Assigned task —
Print each record below word for word.

Excerpted records —
BEGIN
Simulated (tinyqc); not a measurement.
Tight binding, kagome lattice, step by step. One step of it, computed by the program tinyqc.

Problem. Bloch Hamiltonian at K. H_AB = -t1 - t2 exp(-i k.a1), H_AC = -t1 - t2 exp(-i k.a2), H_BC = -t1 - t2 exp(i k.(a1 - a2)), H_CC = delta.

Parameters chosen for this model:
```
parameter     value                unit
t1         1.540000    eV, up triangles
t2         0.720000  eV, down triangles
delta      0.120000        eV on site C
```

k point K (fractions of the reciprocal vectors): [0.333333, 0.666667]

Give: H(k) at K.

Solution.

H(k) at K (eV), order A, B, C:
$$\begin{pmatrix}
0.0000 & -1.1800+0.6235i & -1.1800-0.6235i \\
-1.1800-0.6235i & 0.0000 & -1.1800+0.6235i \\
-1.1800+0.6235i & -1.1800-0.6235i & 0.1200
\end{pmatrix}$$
END

Exercise solution —
Simulated (tinyqc); not a measurement.
Tight binding, kagome lattice, step by step. One step of it, computed by the program tinyqc.

Problem. Bloch Hamiltonian at K. H_AB = -t1 - t2 exp(-i k.a1), H_AC = -t1 - t2 exp(-i k.a2), H_BC = -t1 - t2 exp(i k.(a1 - a2)), H_CC = delta.

Parameters chosen for this model:
```
parameter     value                unit
t1         1.540000    eV, up triangles
t2         0.720000  eV, down triangles
delta      0.120000        eV on site C
```

k point K (fractions of the reciprocal vectors): [0.333333, 0.666667]

Give: H(k) at K.

Solution.

H(k) at K (eV), order A, B, C:
$$\begin{pmatrix}
0.0000 & -1.1800+0.6235i & -1.1800-0.6235i \\
-1.1800-0.6235i & 0.0000 & -1.1800+0.6235i \\
-1.1800+0.6235i & -1.1800-0.6235i & 0.1200
\end{pmatrix}$$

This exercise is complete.